» Action item: Please retype the listing below exactly, from its opening line through the line where "# Hyperfine factors and g values of Re³⁴⁺" appears.

Records supplied Block Start

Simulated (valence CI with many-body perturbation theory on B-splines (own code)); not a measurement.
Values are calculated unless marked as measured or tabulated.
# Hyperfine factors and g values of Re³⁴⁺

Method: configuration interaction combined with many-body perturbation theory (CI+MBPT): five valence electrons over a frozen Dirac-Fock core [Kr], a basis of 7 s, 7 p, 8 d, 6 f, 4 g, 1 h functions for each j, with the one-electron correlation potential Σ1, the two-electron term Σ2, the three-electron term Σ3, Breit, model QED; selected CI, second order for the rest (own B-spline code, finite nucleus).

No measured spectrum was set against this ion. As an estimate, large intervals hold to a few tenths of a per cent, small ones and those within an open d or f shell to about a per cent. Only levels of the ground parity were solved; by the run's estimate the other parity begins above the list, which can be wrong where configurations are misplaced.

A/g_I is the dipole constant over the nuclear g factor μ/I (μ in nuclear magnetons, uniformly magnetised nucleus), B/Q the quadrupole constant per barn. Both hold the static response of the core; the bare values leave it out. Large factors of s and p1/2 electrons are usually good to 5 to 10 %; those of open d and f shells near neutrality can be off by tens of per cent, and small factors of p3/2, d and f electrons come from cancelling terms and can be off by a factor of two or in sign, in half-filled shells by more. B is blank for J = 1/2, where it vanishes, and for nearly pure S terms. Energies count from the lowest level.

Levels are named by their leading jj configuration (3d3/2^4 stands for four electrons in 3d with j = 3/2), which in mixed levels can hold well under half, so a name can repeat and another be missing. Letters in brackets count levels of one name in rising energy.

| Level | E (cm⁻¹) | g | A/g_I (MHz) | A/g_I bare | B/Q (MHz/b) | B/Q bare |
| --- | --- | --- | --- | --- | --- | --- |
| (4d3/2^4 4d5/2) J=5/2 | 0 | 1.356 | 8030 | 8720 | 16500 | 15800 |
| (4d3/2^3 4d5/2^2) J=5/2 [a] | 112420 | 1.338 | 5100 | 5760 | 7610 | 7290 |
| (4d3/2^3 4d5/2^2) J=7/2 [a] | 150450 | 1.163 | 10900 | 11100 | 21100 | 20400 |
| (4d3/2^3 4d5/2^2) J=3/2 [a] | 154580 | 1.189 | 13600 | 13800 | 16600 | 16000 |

Records supplied Block End

» Reply:
Simulated (valence CI with many-body perturbation theory on B-splines (own code)); not a measurement.
Values are calculated unless marked as measured or tabulated.
# Hyperfine factors and g values of Re³⁴⁺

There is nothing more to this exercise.